The data that follows should be copied out exactly.

---- DATA EXTRACTS

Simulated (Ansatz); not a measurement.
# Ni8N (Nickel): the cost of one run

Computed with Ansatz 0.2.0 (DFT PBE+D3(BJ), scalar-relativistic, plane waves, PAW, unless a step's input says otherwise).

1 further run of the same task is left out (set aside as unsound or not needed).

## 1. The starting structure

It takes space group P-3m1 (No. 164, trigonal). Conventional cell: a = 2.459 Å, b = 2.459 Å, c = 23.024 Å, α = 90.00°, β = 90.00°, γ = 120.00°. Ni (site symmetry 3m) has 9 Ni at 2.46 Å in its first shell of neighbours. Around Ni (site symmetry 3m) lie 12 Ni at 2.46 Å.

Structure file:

--------

» TASK SOLUTION
Simulated (Ansatz); not a measurement.
# Ni8N (Nickel): the cost of one run

Computed with Ansatz 0.2.0 (DFT PBE+D3(BJ), scalar-relativistic, plane waves, PAW, unless a step's input says otherwise).

1 further run of the same task is left out (set aside as unsound or not needed).

## 1. The starting structure

It takes space group P-3m1 (No. 164, trigonal). Conventional cell: a = 2.459 Å, b = 2.459 Å, c = 23.024 Å, α = 90.00°, β = 90.00°, γ = 120.00°. Ni (site symmetry 3m) has 9 Ni at 2.46 Å in its first shell of neighbours. Around Ni (site symmetry 3m) lie 12 Ni at 2.46 Å.

Structure file:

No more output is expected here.